Action item: Write the data out again, word for word.

Entries supplied:
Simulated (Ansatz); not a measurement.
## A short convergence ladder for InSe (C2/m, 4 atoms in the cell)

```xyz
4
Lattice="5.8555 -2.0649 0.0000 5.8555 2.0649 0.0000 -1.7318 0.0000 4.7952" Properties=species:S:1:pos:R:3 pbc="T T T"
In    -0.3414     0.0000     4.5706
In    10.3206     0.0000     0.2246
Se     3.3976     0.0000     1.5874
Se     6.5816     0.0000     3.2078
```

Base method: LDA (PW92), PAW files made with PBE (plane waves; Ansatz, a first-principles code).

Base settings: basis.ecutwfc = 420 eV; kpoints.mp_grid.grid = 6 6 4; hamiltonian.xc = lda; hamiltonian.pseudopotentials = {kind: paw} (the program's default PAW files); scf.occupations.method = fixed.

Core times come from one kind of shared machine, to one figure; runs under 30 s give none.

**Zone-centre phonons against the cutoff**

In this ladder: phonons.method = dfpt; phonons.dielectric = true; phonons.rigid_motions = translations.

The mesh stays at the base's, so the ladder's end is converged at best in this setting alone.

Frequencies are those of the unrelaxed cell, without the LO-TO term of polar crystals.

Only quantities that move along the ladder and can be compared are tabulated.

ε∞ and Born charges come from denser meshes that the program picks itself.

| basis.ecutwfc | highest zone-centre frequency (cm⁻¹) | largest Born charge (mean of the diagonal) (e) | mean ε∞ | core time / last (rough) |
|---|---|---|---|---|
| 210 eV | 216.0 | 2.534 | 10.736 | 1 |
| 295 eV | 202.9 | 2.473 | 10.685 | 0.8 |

Answer section:
Simulated (Ansatz); not a measurement.
## A short convergence ladder for InSe (C2/m, 4 atoms in the cell)

```xyz
4
Lattice="5.8555 -2.0649 0.0000 5.8555 2.0649 0.0000 -1.7318 0.0000 4.7952" Properties=species:S:1:pos:R:3 pbc="T T T"
In    -0.3414     0.0000     4.5706
In    10.3206     0.0000     0.2246
Se     3.3976     0.0000     1.5874
Se     6.5816     0.0000     3.2078
```

Base method: LDA (PW92), PAW files made with PBE (plane waves; Ansatz, a first-principles code).

Base settings: basis.ecutwfc = 420 eV; kpoints.mp_grid.grid = 6 6 4; hamiltonian.xc = lda; hamiltonian.pseudopotentials = {kind: paw} (the program's default PAW files); scf.occupations.method = fixed.

Core times come from one kind of shared machine, to one figure; runs under 30 s give none.

**Zone-centre phonons against the cutoff**

In this ladder: phonons.method = dfpt; phonons.dielectric = true; phonons.rigid_motions = translations.

The mesh stays at the base's, so the ladder's end is converged at best in this setting alone.

Frequencies are those of the unrelaxed cell, without the LO-TO term of polar crystals.

Only quantities that move along the ladder and can be compared are tabulated.

ε∞ and Born charges come from denser meshes that the program picks itself.

| basis.ecutwfc | highest zone-centre frequency (cm⁻¹) | largest Born charge (mean of the diagonal) (e) | mean ε∞ | core time / last (rough) |
|---|---|---|---|---|
| 210 eV | 216.0 | 2.534 | 10.736 | 1 |
| 295 eV | 202.9 | 2.473 | 10.685 | 0.8 |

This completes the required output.